====

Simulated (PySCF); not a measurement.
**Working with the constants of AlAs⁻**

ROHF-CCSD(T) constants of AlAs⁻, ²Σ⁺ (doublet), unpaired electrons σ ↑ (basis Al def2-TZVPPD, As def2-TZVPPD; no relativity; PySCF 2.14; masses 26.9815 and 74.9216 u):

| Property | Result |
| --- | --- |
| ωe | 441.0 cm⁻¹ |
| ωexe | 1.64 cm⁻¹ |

====

Retype the records that precede this task, keeping them exactly the same.

— Exercise solution —
Simulated (PySCF); not a measurement.
**Working with the constants of AlAs⁻**

ROHF-CCSD(T) constants of AlAs⁻, ²Σ⁺ (doublet), unpaired electrons σ ↑ (basis Al def2-TZVPPD, As def2-TZVPPD; no relativity; PySCF 2.14; masses 26.9815 and 74.9216 u):

| Property | Result |
| --- | --- |
| ωe | 441.0 cm⁻¹ |
| ωexe | 1.64 cm⁻¹ |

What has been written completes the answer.